Repeat the whole listing, keeping each line as it is.

** Dataset follows **

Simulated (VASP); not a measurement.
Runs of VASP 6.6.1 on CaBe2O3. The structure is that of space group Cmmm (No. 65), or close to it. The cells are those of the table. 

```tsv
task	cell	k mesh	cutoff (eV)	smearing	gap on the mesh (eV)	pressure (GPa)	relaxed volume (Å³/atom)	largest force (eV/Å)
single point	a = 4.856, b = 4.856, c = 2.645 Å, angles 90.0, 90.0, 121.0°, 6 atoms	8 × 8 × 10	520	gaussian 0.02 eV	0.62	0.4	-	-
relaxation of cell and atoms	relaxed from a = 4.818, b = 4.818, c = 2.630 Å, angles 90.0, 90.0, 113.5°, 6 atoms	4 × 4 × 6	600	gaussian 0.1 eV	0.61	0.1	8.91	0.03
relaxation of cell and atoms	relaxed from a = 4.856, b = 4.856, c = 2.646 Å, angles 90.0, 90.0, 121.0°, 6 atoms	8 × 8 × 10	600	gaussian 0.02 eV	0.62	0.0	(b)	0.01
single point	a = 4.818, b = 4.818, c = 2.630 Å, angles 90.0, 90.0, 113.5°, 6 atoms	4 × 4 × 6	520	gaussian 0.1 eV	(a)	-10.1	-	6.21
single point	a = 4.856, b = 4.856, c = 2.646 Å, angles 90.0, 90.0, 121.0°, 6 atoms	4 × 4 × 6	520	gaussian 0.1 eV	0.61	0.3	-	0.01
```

** End of Dataset **

» **Written solution**:
Simulated (VASP); not a measurement.
Runs of VASP 6.6.1 on CaBe2O3. The structure is that of space group Cmmm (No. 65), or close to it. The cells are those of the table. 

```tsv
task	cell	k mesh	cutoff (eV)	smearing	gap on the mesh (eV)	pressure (GPa)	relaxed volume (Å³/atom)	largest force (eV/Å)
single point	a = 4.856, b = 4.856, c = 2.645 Å, angles 90.0, 90.0, 121.0°, 6 atoms	8 × 8 × 10	520	gaussian 0.02 eV	0.62	0.4	-	-
relaxation of cell and atoms	relaxed from a = 4.818, b = 4.818, c = 2.630 Å, angles 90.0, 90.0, 113.5°, 6 atoms	4 × 4 × 6	600	gaussian 0.1 eV	0.61	0.1	8.91	0.03
relaxation of cell and atoms	relaxed from a = 4.856, b = 4.856, c = 2.646 Å, angles 90.0, 90.0, 121.0°, 6 atoms	8 × 8 × 10	600	gaussian 0.02 eV	0.62	0.0	(b)	0.01
single point	a = 4.818, b = 4.818, c = 2.630 Å, angles 90.0, 90.0, 113.5°, 6 atoms	4 × 4 × 6	520	gaussian 0.1 eV	(a)	-10.1	-	6.21
single point	a = 4.856, b = 4.856, c = 2.646 Å, angles 90.0, 90.0, 121.0°, 6 atoms	4 × 4 × 6	520	gaussian 0.1 eV	0.61	0.3	-	0.01
```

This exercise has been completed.